Study material -
- - - - - - -

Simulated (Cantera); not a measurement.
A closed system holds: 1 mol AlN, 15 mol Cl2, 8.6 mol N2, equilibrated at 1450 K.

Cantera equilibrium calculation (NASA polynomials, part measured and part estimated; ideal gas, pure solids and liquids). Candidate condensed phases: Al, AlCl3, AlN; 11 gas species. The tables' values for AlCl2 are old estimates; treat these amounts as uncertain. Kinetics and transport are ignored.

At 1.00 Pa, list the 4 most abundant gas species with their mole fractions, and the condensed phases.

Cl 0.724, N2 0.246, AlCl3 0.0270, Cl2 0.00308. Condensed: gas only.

- - - - - - -

Action item - Every record in the listing above is to be copied exactly.

Exercise output -
Simulated (Cantera); not a measurement.
A closed system holds: 1 mol AlN, 15 mol Cl2, 8.6 mol N2, equilibrated at 1450 K.

Cantera equilibrium calculation (NASA polynomials, part measured and part estimated; ideal gas, pure solids and liquids). Candidate condensed phases: Al, AlCl3, AlN; 11 gas species. The tables' values for AlCl2 are old estimates; treat these amounts as uncertain. Kinetics and transport are ignored.

At 1.00 Pa, list the 4 most abundant gas species with their mole fractions, and the condensed phases.

Cl 0.724, N2 0.246, AlCl3 0.0270, Cl2 0.00308. Condensed: gas only.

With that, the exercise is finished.